(Work order): From first line to last, give the material again unchanged.

*** Given entries ***

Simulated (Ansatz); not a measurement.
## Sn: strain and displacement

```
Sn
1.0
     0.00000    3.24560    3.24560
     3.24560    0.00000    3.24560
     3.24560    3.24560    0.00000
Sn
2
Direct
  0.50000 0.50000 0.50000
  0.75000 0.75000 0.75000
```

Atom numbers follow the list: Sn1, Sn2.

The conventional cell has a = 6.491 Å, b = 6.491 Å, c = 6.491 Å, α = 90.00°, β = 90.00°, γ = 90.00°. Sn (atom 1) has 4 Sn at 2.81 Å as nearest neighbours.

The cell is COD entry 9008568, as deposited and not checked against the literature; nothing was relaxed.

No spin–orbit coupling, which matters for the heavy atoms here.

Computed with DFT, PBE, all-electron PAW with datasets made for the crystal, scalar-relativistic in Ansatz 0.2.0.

*** End of Given entries ***

(Your response):
Simulated (Ansatz); not a measurement.
## Sn: strain and displacement

```
Sn
1.0
     0.00000    3.24560    3.24560
     3.24560    0.00000    3.24560
     3.24560    3.24560    0.00000
Sn
2
Direct
  0.50000 0.50000 0.50000
  0.75000 0.75000 0.75000
```

Atom numbers follow the list: Sn1, Sn2.

The conventional cell has a = 6.491 Å, b = 6.491 Å, c = 6.491 Å, α = 90.00°, β = 90.00°, γ = 90.00°. Sn (atom 1) has 4 Sn at 2.81 Å as nearest neighbours.

The cell is COD entry 9008568, as deposited and not checked against the literature; nothing was relaxed.

No spin–orbit coupling, which matters for the heavy atoms here.

Computed with DFT, PBE, all-electron PAW with datasets made for the crystal, scalar-relativistic in Ansatz 0.2.0.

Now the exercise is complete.